[Information shown Boundary: Start]
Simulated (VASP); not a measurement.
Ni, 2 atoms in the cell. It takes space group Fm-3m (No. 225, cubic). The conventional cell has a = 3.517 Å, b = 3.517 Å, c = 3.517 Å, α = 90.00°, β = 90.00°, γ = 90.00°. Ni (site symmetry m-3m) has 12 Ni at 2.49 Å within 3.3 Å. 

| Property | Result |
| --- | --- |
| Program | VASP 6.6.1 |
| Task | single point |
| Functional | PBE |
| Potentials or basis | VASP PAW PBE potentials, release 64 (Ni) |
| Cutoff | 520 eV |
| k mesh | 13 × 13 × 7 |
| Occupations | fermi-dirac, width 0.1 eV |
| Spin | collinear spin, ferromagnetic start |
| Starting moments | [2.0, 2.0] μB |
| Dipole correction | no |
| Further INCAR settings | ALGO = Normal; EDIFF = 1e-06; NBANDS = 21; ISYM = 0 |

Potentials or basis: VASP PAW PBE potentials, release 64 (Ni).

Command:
[Information shown Boundary: End]

**Work order**
Look above for the line that contains "ferromagnetic start |". Starting there, transcribe every line exactly until you have copied the line that contains "Potentials or basis: VASP".

**Exercise solution**
| Spin | collinear spin, ferromagnetic start |
| Starting moments | [2.0, 2.0] μB |
| Dipole correction | no |
| Further INCAR settings | ALGO = Normal; EDIFF = 1e-06; NBANDS = 21; ISYM = 0 |

Potentials or basis: VASP PAW PBE potentials, release 64 (Ni).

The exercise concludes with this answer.